● **DATA EXTRACTS**
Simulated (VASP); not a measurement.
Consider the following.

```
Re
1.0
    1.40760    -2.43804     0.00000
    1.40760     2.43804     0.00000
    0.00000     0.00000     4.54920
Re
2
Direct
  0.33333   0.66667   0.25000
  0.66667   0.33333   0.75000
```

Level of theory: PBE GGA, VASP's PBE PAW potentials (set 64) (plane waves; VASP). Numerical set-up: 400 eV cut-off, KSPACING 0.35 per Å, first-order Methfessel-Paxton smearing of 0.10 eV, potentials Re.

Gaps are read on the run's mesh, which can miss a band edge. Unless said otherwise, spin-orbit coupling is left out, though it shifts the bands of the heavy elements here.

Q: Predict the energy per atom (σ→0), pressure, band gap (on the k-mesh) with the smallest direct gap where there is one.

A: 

● **WORK REQUEST**
Give every record again, exactly as it reads.

● **ANSWER SPACE**
Simulated (VASP); not a measurement.
Consider the following.

```
Re
1.0
    1.40760    -2.43804     0.00000
    1.40760     2.43804     0.00000
    0.00000     0.00000     4.54920
Re
2
Direct
  0.33333   0.66667   0.25000
  0.66667   0.33333   0.75000
```

Level of theory: PBE GGA, VASP's PBE PAW potentials (set 64) (plane waves; VASP). Numerical set-up: 400 eV cut-off, KSPACING 0.35 per Å, first-order Methfessel-Paxton smearing of 0.10 eV, potentials Re.

Gaps are read on the run's mesh, which can miss a band edge. Unless said otherwise, spin-orbit coupling is left out, though it shifts the bands of the heavy elements here.

Q: Predict the energy per atom (σ→0), pressure, band gap (on the k-mesh) with the smallest direct gap where there is one.

A: 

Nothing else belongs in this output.